#### Assigned task
From the first line to the last, print the records exactly.

#### Records supplied
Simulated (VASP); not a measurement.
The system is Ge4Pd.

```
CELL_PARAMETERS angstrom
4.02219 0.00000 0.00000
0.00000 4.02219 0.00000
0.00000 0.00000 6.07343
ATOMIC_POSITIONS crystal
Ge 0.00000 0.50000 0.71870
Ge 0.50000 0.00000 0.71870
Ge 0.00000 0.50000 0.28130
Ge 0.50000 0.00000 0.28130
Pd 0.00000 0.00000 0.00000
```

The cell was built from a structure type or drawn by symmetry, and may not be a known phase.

#### Your response
Simulated (VASP); not a measurement.
The system is Ge4Pd.

```
CELL_PARAMETERS angstrom
4.02219 0.00000 0.00000
0.00000 4.02219 0.00000
0.00000 0.00000 6.07343
ATOMIC_POSITIONS crystal
Ge 0.00000 0.50000 0.71870
Ge 0.50000 0.00000 0.71870
Ge 0.00000 0.50000 0.28130
Ge 0.50000 0.00000 0.28130
Pd 0.00000 0.00000 0.00000
```

The cell was built from a structure type or drawn by symmetry, and may not be a known phase.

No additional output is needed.